TASK ITEM: Repeat exactly the lines of the listing below, please, starting with the first and ending with the line containing "ferromagnetic start |"; leave out the rest.

***
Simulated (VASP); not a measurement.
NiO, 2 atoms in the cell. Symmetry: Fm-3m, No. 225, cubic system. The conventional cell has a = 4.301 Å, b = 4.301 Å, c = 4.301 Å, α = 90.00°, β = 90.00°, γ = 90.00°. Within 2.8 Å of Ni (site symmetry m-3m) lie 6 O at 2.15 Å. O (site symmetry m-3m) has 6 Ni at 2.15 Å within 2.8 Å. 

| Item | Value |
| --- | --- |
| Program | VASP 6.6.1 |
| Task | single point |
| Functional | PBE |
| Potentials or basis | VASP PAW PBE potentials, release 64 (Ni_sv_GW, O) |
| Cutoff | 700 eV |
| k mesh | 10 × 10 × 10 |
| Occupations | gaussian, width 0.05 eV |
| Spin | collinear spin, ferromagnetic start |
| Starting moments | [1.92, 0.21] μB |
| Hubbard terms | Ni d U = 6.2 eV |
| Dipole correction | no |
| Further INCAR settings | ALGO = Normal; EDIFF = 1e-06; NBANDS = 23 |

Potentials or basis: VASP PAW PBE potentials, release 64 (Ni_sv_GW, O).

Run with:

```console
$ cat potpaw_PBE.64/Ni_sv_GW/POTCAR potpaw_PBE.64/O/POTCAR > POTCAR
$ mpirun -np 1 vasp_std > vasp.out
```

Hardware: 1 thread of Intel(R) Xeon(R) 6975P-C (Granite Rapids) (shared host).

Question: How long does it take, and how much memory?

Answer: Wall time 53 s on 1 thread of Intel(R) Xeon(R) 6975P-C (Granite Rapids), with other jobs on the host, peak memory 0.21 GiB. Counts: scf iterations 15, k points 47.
***

WRITTEN ANSWER:
Simulated (VASP); not a measurement.
NiO, 2 atoms in the cell. Symmetry: Fm-3m, No. 225, cubic system. The conventional cell has a = 4.301 Å, b = 4.301 Å, c = 4.301 Å, α = 90.00°, β = 90.00°, γ = 90.00°. Within 2.8 Å of Ni (site symmetry m-3m) lie 6 O at 2.15 Å. O (site symmetry m-3m) has 6 Ni at 2.15 Å within 2.8 Å. 

| Item | Value |
| --- | --- |
| Program | VASP 6.6.1 |
| Task | single point |
| Functional | PBE |
| Potentials or basis | VASP PAW PBE potentials, release 64 (Ni_sv_GW, O) |
| Cutoff | 700 eV |
| k mesh | 10 × 10 × 10 |
| Occupations | gaussian, width 0.05 eV |
| Spin | collinear spin, ferromagnetic start |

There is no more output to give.